═════ Given information ═════
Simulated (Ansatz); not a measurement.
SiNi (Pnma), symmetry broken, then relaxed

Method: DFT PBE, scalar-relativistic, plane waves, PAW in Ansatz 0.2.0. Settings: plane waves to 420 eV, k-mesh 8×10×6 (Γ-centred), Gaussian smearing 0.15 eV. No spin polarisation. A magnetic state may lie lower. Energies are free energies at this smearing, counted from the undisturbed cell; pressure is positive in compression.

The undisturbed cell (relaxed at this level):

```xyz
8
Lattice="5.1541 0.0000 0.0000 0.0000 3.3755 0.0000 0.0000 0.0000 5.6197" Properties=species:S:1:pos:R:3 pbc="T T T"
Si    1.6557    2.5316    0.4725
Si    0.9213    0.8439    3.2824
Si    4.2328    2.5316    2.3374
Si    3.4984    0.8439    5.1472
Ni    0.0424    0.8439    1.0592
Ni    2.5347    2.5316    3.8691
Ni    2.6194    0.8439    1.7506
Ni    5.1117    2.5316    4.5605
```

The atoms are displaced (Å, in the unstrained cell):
═════

» **Brief**:
Reproduce all the entries verbatim, leaving nothing out.

» **Solution**:
Simulated (Ansatz); not a measurement.
SiNi (Pnma), symmetry broken, then relaxed

Method: DFT PBE, scalar-relativistic, plane waves, PAW in Ansatz 0.2.0. Settings: plane waves to 420 eV, k-mesh 8×10×6 (Γ-centred), Gaussian smearing 0.15 eV. No spin polarisation. A magnetic state may lie lower. Energies are free energies at this smearing, counted from the undisturbed cell; pressure is positive in compression.

The undisturbed cell (relaxed at this level):

```xyz
8
Lattice="5.1541 0.0000 0.0000 0.0000 3.3755 0.0000 0.0000 0.0000 5.6197" Properties=species:S:1:pos:R:3 pbc="T T T"
Si    1.6557    2.5316    0.4725
Si    0.9213    0.8439    3.2824
Si    4.2328    2.5316    2.3374
Si    3.4984    0.8439    5.1472
Ni    0.0424    0.8439    1.0592
Ni    2.5347    2.5316    3.8691
Ni    2.6194    0.8439    1.7506
Ni    5.1117    2.5316    4.5605
```

The atoms are displaced (Å, in the unstrained cell):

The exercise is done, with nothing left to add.